**Information shown:**
────────────────

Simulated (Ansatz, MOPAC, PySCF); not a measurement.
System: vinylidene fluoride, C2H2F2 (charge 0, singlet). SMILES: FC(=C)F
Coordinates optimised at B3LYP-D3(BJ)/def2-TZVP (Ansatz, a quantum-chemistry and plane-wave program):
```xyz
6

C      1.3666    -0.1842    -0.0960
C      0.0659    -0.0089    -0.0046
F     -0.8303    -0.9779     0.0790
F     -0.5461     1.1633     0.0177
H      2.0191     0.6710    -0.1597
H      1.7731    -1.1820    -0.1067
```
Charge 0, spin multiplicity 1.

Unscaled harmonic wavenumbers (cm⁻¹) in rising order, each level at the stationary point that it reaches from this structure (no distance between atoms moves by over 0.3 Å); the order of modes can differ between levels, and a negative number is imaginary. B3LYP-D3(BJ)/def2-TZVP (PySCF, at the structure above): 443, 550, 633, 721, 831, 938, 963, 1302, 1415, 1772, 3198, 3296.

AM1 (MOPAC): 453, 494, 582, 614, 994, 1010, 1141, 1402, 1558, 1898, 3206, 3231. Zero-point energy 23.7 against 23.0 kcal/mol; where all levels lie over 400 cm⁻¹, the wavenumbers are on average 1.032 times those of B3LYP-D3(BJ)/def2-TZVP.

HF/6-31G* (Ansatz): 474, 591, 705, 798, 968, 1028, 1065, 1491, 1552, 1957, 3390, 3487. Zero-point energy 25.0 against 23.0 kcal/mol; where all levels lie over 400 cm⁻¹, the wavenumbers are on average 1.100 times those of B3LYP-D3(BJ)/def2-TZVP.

────────────────

**Brief:** From the records above, transcribe exactly the run of lines that opens with the line holding "Charge 0, spin multiplicity 1." and closes with the line holding "1.032 times those of B3LYP-D3(BJ)/def2-TZVP.", both included.

**Reply:**
Charge 0, spin multiplicity 1.

Unscaled harmonic wavenumbers (cm⁻¹) in rising order, each level at the stationary point that it reaches from this structure (no distance between atoms moves by over 0.3 Å); the order of modes can differ between levels, and a negative number is imaginary. B3LYP-D3(BJ)/def2-TZVP (PySCF, at the structure above): 443, 550, 633, 721, 831, 938, 963, 1302, 1415, 1772, 3198, 3296.

AM1 (MOPAC): 453, 494, 582, 614, 994, 1010, 1141, 1402, 1558, 1898, 3206, 3231. Zero-point energy 23.7 against 23.0 kcal/mol; where all levels lie over 400 cm⁻¹, the wavenumbers are on average 1.032 times those of B3LYP-D3(BJ)/def2-TZVP.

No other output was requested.